DATASET EXTRACT
============

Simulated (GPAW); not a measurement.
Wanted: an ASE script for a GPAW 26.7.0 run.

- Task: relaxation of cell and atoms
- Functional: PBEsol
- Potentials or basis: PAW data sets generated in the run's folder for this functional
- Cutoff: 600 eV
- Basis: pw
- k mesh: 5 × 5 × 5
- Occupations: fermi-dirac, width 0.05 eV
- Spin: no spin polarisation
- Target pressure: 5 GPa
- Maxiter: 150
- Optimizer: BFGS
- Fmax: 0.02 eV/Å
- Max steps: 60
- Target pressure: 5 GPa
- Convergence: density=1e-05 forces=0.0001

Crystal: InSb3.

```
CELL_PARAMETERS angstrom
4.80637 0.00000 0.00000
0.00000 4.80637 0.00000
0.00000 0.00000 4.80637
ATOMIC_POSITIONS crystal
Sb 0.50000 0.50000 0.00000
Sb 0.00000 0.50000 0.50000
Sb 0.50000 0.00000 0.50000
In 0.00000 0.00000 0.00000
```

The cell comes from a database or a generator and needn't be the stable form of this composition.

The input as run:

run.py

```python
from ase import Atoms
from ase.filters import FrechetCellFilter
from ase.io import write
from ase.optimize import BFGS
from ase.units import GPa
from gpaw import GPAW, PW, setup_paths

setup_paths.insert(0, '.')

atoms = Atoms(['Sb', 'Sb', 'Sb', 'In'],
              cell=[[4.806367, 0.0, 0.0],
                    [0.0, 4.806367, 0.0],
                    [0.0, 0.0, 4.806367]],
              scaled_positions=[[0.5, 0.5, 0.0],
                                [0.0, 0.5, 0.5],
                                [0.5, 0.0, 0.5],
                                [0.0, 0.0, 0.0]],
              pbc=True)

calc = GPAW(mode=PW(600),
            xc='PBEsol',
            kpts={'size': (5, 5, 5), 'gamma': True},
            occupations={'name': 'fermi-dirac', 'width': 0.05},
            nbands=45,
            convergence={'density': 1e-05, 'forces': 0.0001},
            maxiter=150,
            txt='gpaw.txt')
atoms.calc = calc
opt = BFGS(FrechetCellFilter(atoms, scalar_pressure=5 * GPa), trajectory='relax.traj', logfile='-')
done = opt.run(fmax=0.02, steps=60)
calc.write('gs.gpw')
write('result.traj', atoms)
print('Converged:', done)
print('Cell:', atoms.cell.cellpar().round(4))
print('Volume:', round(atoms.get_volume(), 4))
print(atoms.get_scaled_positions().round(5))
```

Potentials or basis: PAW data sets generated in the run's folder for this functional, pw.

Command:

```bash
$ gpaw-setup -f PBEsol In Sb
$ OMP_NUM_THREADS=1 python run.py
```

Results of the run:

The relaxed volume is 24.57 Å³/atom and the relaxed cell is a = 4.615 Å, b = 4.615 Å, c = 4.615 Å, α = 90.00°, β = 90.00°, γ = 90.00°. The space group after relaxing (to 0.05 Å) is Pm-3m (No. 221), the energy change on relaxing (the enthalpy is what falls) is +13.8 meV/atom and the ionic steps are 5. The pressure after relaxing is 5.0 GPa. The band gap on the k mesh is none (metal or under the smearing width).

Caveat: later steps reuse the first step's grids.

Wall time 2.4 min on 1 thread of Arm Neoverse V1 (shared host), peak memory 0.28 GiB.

============

EXERCISE
Begin at the top of the records above and quote each line exactly, ending with the line that contains "- k mesh: 5 × 5 × 5".

REPLY
Simulated (GPAW); not a measurement.
Wanted: an ASE script for a GPAW 26.7.0 run.

- Task: relaxation of cell and atoms
- Functional: PBEsol
- Potentials or basis: PAW data sets generated in the run's folder for this functional
- Cutoff: 600 eV
- Basis: pw
- k mesh: 5 × 5 × 5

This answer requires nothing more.